TASK ITEM →
Repeat exactly the lines from the start of the entries below through the line containing "Result: A rigid". Omit the rest.

[[ SUPPLIED MATERIAL, beginning ]]
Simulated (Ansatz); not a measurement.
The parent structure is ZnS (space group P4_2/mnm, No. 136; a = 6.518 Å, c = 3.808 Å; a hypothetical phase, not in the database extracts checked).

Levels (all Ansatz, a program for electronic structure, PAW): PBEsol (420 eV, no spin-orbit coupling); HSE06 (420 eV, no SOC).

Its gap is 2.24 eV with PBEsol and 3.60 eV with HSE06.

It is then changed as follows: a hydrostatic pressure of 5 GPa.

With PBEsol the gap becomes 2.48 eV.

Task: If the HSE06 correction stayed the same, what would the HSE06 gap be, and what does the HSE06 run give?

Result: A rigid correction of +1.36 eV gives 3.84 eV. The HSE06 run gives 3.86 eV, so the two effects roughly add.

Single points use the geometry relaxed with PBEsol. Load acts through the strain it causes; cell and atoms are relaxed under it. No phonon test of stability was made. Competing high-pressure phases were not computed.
[[ SUPPLIED MATERIAL, end ]]

TASK RESPONSE →
Simulated (Ansatz); not a measurement.
The parent structure is ZnS (space group P4_2/mnm, No. 136; a = 6.518 Å, c = 3.808 Å; a hypothetical phase, not in the database extracts checked).

Levels (all Ansatz, a program for electronic structure, PAW): PBEsol (420 eV, no spin-orbit coupling); HSE06 (420 eV, no SOC).

Its gap is 2.24 eV with PBEsol and 3.60 eV with HSE06.

It is then changed as follows: a hydrostatic pressure of 5 GPa.

With PBEsol the gap becomes 2.48 eV.

Task: If the HSE06 correction stayed the same, what would the HSE06 gap be, and what does the HSE06 run give?

Result: A rigid correction of +1.36 eV gives 3.84 eV. The HSE06 run gives 3.86 eV, so the two effects roughly add.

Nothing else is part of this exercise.